Required action ::
Every record must be copied exactly.

Dataset excerpts ::
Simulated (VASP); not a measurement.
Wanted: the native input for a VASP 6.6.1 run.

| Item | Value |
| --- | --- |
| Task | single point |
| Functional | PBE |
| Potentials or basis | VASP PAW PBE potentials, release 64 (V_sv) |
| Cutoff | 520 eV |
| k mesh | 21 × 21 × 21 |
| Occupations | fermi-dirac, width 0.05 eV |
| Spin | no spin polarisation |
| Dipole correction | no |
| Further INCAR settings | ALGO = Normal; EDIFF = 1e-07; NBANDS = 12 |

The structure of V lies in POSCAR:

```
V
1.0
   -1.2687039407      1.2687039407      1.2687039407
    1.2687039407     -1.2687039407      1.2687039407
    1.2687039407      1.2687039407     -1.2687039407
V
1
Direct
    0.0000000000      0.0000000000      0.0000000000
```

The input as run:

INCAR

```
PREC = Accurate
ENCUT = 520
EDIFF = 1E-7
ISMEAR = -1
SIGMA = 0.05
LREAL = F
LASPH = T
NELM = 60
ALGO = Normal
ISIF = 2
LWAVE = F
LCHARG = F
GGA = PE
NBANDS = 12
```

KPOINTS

Exercise response ::
Simulated (VASP); not a measurement.
Wanted: the native input for a VASP 6.6.1 run.

| Item | Value |
| --- | --- |
| Task | single point |
| Functional | PBE |
| Potentials or basis | VASP PAW PBE potentials, release 64 (V_sv) |
| Cutoff | 520 eV |
| k mesh | 21 × 21 × 21 |
| Occupations | fermi-dirac, width 0.05 eV |
| Spin | no spin polarisation |
| Dipole correction | no |
| Further INCAR settings | ALGO = Normal; EDIFF = 1e-07; NBANDS = 12 |

The structure of V lies in POSCAR:

```
V
1.0
   -1.2687039407      1.2687039407      1.2687039407
    1.2687039407     -1.2687039407      1.2687039407
    1.2687039407      1.2687039407     -1.2687039407
V
1
Direct
    0.0000000000      0.0000000000      0.0000000000
```

The input as run:

INCAR

```
PREC = Accurate
ENCUT = 520
EDIFF = 1E-7
ISMEAR = -1
SIGMA = 0.05
LREAL = F
LASPH = T
NELM = 60
ALGO = Normal
ISIF = 2
LWAVE = F
LCHARG = F
GGA = PE
NBANDS = 12
```

KPOINTS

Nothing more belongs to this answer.